#### [Extracted records]
┄┄┄┄┄┄┄┄┄┄

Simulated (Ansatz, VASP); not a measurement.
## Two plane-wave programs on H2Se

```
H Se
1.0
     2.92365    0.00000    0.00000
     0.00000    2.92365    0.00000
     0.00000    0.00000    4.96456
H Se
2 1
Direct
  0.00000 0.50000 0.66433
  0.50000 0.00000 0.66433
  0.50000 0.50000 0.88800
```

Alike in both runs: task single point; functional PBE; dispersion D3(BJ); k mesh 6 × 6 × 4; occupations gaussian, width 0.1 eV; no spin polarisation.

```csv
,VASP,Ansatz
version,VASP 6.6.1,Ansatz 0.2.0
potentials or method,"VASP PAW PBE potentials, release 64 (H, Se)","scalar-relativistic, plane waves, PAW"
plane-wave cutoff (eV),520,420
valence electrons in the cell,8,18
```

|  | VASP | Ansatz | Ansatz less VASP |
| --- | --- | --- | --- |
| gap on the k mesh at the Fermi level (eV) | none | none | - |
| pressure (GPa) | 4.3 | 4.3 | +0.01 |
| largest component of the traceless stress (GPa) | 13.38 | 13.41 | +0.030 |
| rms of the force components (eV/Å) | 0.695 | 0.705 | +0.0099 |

┄┄┄┄┄┄┄┄┄┄

#### [Exercise]
Your answer should be the exact lines above from the one with "none | none | - |" through the one with "13.41 | +0.030 |", both included, and nothing besides.

#### [Exercise answer]
| gap on the k mesh at the Fermi level (eV) | none | none | - |
| pressure (GPa) | 4.3 | 4.3 | +0.01 |
| largest component of the traceless stress (GPa) | 13.38 | 13.41 | +0.030 |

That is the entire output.